Required action –
Please copy, exactly as they appear below, the lines from the one containing "(eV/Å) | 0.517 |" through the one containing "Answer: gap on".

Recorded data –
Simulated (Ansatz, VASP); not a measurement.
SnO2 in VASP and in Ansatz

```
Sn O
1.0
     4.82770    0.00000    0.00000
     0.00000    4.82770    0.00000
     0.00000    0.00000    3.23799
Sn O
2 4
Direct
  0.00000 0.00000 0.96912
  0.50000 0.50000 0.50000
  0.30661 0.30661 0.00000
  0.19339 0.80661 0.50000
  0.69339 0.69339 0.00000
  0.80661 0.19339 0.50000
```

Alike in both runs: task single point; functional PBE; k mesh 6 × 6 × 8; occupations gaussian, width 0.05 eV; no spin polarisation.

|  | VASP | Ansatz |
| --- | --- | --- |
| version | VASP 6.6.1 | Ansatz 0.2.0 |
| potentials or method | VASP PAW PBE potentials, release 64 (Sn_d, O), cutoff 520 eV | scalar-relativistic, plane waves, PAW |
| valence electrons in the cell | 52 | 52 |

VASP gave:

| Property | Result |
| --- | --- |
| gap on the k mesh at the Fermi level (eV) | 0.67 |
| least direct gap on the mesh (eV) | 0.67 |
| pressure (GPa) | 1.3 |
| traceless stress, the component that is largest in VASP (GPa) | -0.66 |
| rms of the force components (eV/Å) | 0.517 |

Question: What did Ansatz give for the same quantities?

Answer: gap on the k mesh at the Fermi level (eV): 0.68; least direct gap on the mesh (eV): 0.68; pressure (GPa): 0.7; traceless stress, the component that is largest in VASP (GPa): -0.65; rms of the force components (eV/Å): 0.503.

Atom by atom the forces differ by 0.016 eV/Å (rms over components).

Written reply –
| rms of the force components (eV/Å) | 0.517 |

Question: What did Ansatz give for the same quantities?

Answer: gap on the k mesh at the Fermi level (eV): 0.68; least direct gap on the mesh (eV): 0.68; pressure (GPa): 0.7; traceless stress, the component that is largest in VASP (GPa): -0.65; rms of the force components (eV/Å): 0.503.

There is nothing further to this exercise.